Assigned task
Print out each entry below exactly, please.

———

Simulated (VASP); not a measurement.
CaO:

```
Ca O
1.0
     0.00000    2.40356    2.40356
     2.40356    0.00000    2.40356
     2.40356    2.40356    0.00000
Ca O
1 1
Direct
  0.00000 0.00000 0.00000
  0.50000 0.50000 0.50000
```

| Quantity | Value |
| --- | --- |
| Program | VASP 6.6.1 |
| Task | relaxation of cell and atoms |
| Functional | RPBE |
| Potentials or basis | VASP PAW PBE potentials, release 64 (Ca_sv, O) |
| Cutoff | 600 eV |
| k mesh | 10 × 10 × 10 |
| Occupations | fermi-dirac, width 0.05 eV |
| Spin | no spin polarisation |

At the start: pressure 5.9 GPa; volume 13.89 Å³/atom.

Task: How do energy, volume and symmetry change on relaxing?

———

Exercise result
Simulated (VASP); not a measurement.
CaO:

```
Ca O
1.0
     0.00000    2.40356    2.40356
     2.40356    0.00000    2.40356
     2.40356    2.40356    0.00000
Ca O
1 1
Direct
  0.00000 0.00000 0.00000
  0.50000 0.50000 0.50000
```

| Quantity | Value |
| --- | --- |
| Program | VASP 6.6.1 |
| Task | relaxation of cell and atoms |
| Functional | RPBE |
| Potentials or basis | VASP PAW PBE potentials, release 64 (Ca_sv, O) |
| Cutoff | 600 eV |
| k mesh | 10 × 10 × 10 |
| Occupations | fermi-dirac, width 0.05 eV |
| Spin | no spin polarisation |

At the start: pressure 5.9 GPa; volume 13.89 Å³/atom.

Task: How do energy, volume and symmetry change on relaxing?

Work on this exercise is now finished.